________________________________________
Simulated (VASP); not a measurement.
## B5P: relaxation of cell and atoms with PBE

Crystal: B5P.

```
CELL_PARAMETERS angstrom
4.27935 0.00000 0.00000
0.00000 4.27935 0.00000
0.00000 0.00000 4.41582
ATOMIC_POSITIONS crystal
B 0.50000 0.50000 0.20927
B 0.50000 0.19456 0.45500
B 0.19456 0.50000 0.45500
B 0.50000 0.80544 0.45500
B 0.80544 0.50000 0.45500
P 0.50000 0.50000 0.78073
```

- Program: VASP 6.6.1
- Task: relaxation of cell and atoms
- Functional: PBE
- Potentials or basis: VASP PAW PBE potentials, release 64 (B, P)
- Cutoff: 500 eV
________________________________________

[Assigned task]:
Your response must contain the complete listing, copied without deviation.

[Your solution]:
Simulated (VASP); not a measurement.
## B5P: relaxation of cell and atoms with PBE

Crystal: B5P.

```
CELL_PARAMETERS angstrom
4.27935 0.00000 0.00000
0.00000 4.27935 0.00000
0.00000 0.00000 4.41582
ATOMIC_POSITIONS crystal
B 0.50000 0.50000 0.20927
B 0.50000 0.19456 0.45500
B 0.19456 0.50000 0.45500
B 0.50000 0.80544 0.45500
B 0.80544 0.50000 0.45500
P 0.50000 0.50000 0.78073
```

- Program: VASP 6.6.1
- Task: relaxation of cell and atoms
- Functional: PBE
- Potentials or basis: VASP PAW PBE potentials, release 64 (B, P)
- Cutoff: 500 eV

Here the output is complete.